— Required action —
Could you write out the lines below exactly, beginning with the first and finishing with the one that contains "One way to write"?

— Records supplied —
%%

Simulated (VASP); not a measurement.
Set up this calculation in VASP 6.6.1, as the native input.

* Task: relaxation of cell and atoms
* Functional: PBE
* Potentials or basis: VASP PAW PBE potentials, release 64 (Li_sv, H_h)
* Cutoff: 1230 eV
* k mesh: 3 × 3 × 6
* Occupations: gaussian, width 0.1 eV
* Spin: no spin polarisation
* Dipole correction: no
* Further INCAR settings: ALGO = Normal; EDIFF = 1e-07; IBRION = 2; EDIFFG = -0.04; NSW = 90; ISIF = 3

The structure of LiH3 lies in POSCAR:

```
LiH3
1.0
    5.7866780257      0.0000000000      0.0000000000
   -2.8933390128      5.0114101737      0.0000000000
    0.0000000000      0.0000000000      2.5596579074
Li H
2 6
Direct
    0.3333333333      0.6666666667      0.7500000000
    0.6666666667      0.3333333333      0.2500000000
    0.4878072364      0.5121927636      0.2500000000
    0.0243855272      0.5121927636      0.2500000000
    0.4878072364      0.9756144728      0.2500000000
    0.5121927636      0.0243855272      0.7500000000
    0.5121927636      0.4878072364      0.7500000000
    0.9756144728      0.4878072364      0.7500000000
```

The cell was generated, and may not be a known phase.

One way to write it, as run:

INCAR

%%

— Expected answer —
Simulated (VASP); not a measurement.
Set up this calculation in VASP 6.6.1, as the native input.

* Task: relaxation of cell and atoms
* Functional: PBE
* Potentials or basis: VASP PAW PBE potentials, release 64 (Li_sv, H_h)
* Cutoff: 1230 eV
* k mesh: 3 × 3 × 6
* Occupations: gaussian, width 0.1 eV
* Spin: no spin polarisation
* Dipole correction: no
* Further INCAR settings: ALGO = Normal; EDIFF = 1e-07; IBRION = 2; EDIFFG = -0.04; NSW = 90; ISIF = 3

The structure of LiH3 lies in POSCAR:

```
LiH3
1.0
    5.7866780257      0.0000000000      0.0000000000
   -2.8933390128      5.0114101737      0.0000000000
    0.0000000000      0.0000000000      2.5596579074
Li H
2 6
Direct
    0.3333333333      0.6666666667      0.7500000000
    0.6666666667      0.3333333333      0.2500000000
    0.4878072364      0.5121927636      0.2500000000
    0.0243855272      0.5121927636      0.2500000000
    0.4878072364      0.9756144728      0.2500000000
    0.5121927636      0.0243855272      0.7500000000
    0.5121927636      0.4878072364      0.7500000000
    0.9756144728      0.4878072364      0.7500000000
```

The cell was generated, and may not be a known phase.

One way to write it, as run:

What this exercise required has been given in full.